:: Given records
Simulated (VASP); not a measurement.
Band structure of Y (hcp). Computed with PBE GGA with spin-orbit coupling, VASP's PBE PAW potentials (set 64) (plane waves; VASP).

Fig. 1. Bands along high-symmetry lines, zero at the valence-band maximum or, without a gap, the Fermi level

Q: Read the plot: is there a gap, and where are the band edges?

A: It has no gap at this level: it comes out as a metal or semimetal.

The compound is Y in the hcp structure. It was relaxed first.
::::

Brief:
Print again the lines of the entries above that fall between the line holding "Fig. 1. Bands" and the line holding "A: It has no", inclusive, exactly as they stand.

Exercise solution:
Fig. 1. Bands along high-symmetry lines, zero at the valence-band maximum or, without a gap, the Fermi level

Q: Read the plot: is there a gap, and where are the band edges?

A: It has no gap at this level: it comes out as a metal or semimetal.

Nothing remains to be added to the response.